Start of DATA RECORDS
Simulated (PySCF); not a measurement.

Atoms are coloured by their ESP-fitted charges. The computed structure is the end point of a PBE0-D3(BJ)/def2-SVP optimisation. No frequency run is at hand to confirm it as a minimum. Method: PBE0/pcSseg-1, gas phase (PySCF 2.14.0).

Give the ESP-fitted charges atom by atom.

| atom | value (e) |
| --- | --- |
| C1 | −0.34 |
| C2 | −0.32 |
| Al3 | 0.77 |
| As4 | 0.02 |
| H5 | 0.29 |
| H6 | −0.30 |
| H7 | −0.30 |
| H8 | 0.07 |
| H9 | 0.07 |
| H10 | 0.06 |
End of DATA RECORDS

### ASSIGNED TASK
An exact copy of all the records above is needed.

### PROBLEM SOLUTION
Simulated (PySCF); not a measurement.

Atoms are coloured by their ESP-fitted charges. The computed structure is the end point of a PBE0-D3(BJ)/def2-SVP optimisation. No frequency run is at hand to confirm it as a minimum. Method: PBE0/pcSseg-1, gas phase (PySCF 2.14.0).

Give the ESP-fitted charges atom by atom.

| atom | value (e) |
| --- | --- |
| C1 | −0.34 |
| C2 | −0.32 |
| Al3 | 0.77 |
| As4 | 0.02 |
| H5 | 0.29 |
| H6 | −0.30 |
| H7 | −0.30 |
| H8 | 0.07 |
| H9 | 0.07 |
| H10 | 0.06 |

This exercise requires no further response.